> RECORDED DATA:
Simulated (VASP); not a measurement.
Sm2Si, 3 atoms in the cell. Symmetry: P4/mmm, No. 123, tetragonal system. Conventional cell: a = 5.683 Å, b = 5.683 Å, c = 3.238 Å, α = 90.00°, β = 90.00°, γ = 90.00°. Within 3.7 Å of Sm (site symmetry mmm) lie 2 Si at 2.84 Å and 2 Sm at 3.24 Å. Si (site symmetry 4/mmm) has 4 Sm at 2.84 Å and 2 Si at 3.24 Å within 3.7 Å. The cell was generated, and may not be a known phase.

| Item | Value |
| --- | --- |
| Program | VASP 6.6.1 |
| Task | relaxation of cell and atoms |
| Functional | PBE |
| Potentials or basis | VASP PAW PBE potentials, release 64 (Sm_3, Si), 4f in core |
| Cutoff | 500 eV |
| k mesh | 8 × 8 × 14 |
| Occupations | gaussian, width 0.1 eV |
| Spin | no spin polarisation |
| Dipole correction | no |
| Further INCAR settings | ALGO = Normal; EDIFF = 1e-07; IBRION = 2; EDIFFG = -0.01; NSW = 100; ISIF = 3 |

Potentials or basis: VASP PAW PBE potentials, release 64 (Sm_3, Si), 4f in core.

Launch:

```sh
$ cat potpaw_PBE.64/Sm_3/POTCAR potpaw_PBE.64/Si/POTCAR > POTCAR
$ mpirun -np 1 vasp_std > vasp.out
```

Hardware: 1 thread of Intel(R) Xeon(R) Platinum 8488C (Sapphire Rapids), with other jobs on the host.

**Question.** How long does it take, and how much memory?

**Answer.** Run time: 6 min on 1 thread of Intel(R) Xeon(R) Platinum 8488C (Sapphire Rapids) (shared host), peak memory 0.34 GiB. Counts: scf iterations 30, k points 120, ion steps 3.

> TASK ITEM: Please give back exactly the lines of the listing above that run from the one containing "Hardware: 1 thread" through the one containing "how much memory?", and only those.

> EXERCISE SOLUTION:
Hardware: 1 thread of Intel(R) Xeon(R) Platinum 8488C (Sapphire Rapids), with other jobs on the host.

**Question.** How long does it take, and how much memory?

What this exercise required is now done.